The data -
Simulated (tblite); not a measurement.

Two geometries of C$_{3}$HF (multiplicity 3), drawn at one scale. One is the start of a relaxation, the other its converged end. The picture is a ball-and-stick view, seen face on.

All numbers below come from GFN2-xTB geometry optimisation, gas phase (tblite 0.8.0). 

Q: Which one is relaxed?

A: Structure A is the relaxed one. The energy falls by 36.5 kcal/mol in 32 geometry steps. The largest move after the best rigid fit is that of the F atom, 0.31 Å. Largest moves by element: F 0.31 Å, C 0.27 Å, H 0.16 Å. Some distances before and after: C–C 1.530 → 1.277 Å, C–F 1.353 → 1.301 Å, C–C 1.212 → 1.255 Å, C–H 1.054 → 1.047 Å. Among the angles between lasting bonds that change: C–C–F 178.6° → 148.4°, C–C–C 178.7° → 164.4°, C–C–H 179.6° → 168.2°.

Work instruction - Above are the records; from them, give again exactly the lines from the one containing "Two geometries of" to the one containing "Q: Which one is relaxed?", both lines included, and nothing more.

Solution -
Two geometries of C$_{3}$HF (multiplicity 3), drawn at one scale. One is the start of a relaxation, the other its converged end. The picture is a ball-and-stick view, seen face on.

All numbers below come from GFN2-xTB geometry optimisation, gas phase (tblite 0.8.0). 

Q: Which one is relaxed?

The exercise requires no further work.